[Records supplied]:
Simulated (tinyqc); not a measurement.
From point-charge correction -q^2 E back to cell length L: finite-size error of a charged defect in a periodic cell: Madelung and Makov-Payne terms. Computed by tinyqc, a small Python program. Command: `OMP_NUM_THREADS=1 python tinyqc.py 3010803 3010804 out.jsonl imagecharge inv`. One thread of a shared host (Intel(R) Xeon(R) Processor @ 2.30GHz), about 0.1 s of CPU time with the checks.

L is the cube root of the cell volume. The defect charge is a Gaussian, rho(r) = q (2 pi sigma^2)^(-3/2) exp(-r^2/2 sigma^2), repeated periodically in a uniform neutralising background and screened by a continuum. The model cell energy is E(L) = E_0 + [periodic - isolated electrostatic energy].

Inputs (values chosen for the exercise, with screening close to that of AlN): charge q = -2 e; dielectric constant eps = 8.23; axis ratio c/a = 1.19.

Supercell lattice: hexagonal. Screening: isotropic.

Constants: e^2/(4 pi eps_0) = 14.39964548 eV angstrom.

[Requirement]:
Every line above should be transcribed exactly.

[Answer space]:
Simulated (tinyqc); not a measurement.
From point-charge correction -q^2 E back to cell length L: finite-size error of a charged defect in a periodic cell: Madelung and Makov-Payne terms. Computed by tinyqc, a small Python program. Command: `OMP_NUM_THREADS=1 python tinyqc.py 3010803 3010804 out.jsonl imagecharge inv`. One thread of a shared host (Intel(R) Xeon(R) Processor @ 2.30GHz), about 0.1 s of CPU time with the checks.

L is the cube root of the cell volume. The defect charge is a Gaussian, rho(r) = q (2 pi sigma^2)^(-3/2) exp(-r^2/2 sigma^2), repeated periodically in a uniform neutralising background and screened by a continuum. The model cell energy is E(L) = E_0 + [periodic - isolated electrostatic energy].

Inputs (values chosen for the exercise, with screening close to that of AlN): charge q = -2 e; dielectric constant eps = 8.23; axis ratio c/a = 1.19.

Supercell lattice: hexagonal. Screening: isotropic.

Constants: e^2/(4 pi eps_0) = 14.39964548 eV angstrom.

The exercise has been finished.